DATA SHOWN
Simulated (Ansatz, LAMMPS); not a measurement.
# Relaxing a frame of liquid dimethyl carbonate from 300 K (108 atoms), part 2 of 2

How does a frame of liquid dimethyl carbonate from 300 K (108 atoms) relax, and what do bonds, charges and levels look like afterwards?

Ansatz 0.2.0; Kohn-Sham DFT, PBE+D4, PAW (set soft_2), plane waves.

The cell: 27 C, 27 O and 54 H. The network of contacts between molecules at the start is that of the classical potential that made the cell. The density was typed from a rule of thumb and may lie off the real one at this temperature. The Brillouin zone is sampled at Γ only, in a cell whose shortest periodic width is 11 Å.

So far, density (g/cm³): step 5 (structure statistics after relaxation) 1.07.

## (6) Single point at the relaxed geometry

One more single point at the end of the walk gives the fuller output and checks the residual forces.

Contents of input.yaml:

REQUIRED ACTION
Each line from the start of the records through the line holding "One more single" must be returned exactly; nothing else belongs in the answer.

REPLY
Simulated (Ansatz, LAMMPS); not a measurement.
# Relaxing a frame of liquid dimethyl carbonate from 300 K (108 atoms), part 2 of 2

How does a frame of liquid dimethyl carbonate from 300 K (108 atoms) relax, and what do bonds, charges and levels look like afterwards?

Ansatz 0.2.0; Kohn-Sham DFT, PBE+D4, PAW (set soft_2), plane waves.

The cell: 27 C, 27 O and 54 H. The network of contacts between molecules at the start is that of the classical potential that made the cell. The density was typed from a rule of thumb and may lie off the real one at this temperature. The Brillouin zone is sampled at Γ only, in a cell whose shortest periodic width is 11 Å.

So far, density (g/cm³): step 5 (structure statistics after relaxation) 1.07.

## (6) Single point at the relaxed geometry

One more single point at the end of the walk gives the fuller output and checks the residual forces.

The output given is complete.